── Data listing ──

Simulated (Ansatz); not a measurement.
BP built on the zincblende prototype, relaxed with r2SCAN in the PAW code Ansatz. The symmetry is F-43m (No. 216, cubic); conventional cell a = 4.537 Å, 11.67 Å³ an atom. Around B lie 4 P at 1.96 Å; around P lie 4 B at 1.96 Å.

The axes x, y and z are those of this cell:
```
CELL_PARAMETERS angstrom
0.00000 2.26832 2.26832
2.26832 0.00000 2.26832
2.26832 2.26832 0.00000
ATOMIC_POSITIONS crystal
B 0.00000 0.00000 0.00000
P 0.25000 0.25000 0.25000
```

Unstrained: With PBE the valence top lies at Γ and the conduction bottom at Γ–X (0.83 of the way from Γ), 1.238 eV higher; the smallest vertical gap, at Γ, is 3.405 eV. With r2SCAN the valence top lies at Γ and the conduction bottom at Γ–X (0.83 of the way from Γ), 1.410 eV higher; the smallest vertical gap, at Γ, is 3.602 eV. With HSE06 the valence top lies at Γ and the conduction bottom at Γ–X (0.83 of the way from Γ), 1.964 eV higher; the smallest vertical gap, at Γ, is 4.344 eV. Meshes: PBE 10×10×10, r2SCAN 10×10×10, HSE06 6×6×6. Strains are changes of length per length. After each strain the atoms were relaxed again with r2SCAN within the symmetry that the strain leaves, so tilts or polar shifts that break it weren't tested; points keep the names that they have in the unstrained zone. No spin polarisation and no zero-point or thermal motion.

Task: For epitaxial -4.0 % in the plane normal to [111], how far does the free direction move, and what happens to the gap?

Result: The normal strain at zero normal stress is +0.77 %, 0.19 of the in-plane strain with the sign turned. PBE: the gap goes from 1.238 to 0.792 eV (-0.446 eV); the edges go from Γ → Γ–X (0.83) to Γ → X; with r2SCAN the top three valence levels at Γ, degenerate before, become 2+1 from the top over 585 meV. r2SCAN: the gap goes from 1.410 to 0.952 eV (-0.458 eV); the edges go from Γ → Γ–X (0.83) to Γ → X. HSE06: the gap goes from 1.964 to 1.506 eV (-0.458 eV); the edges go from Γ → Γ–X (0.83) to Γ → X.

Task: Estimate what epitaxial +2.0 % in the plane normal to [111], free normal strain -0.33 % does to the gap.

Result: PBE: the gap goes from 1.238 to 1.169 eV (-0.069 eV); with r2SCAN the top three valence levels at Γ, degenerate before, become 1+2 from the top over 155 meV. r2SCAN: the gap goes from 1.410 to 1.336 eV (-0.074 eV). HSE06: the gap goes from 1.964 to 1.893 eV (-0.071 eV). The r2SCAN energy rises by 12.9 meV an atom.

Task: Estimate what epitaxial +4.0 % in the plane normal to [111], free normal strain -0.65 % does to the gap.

───

▶ [Work order] From the entries above, extract only the lines running from the one containing "Unstrained: With PBE" through the one containing "Task: For epitaxial", inclusive.

▶ [Task response]
Unstrained: With PBE the valence top lies at Γ and the conduction bottom at Γ–X (0.83 of the way from Γ), 1.238 eV higher; the smallest vertical gap, at Γ, is 3.405 eV. With r2SCAN the valence top lies at Γ and the conduction bottom at Γ–X (0.83 of the way from Γ), 1.410 eV higher; the smallest vertical gap, at Γ, is 3.602 eV. With HSE06 the valence top lies at Γ and the conduction bottom at Γ–X (0.83 of the way from Γ), 1.964 eV higher; the smallest vertical gap, at Γ, is 4.344 eV. Meshes: PBE 10×10×10, r2SCAN 10×10×10, HSE06 6×6×6. Strains are changes of length per length. After each strain the atoms were relaxed again with r2SCAN within the symmetry that the strain leaves, so tilts or polar shifts that break it weren't tested; points keep the names that they have in the unstrained zone. No spin polarisation and no zero-point or thermal motion.

Task: For epitaxial -4.0 % in the plane normal to [111], how far does the free direction move, and what happens to the gap?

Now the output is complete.